Material supplied —
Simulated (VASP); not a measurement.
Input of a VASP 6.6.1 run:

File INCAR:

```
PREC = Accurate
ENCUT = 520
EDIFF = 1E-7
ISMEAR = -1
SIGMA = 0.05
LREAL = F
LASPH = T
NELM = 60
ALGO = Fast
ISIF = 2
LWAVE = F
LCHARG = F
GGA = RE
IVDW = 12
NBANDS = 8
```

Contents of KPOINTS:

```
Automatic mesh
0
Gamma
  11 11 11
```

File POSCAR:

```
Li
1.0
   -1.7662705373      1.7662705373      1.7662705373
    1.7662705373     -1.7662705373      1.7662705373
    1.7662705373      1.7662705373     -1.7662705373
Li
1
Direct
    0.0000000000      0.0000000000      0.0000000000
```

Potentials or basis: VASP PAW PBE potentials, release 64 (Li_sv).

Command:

Required action —
Make an exact copy of the data above.

Response area —
Simulated (VASP); not a measurement.
Input of a VASP 6.6.1 run:

File INCAR:

```
PREC = Accurate
ENCUT = 520
EDIFF = 1E-7
ISMEAR = -1
SIGMA = 0.05
LREAL = F
LASPH = T
NELM = 60
ALGO = Fast
ISIF = 2
LWAVE = F
LCHARG = F
GGA = RE
IVDW = 12
NBANDS = 8
```

Contents of KPOINTS:

```
Automatic mesh
0
Gamma
  11 11 11
```

File POSCAR:

```
Li
1.0
   -1.7662705373      1.7662705373      1.7662705373
    1.7662705373     -1.7662705373      1.7662705373
    1.7662705373      1.7662705373     -1.7662705373
Li
1
Direct
    0.0000000000      0.0000000000      0.0000000000
```

Potentials or basis: VASP PAW PBE potentials, release 64 (Li_sv).

Command:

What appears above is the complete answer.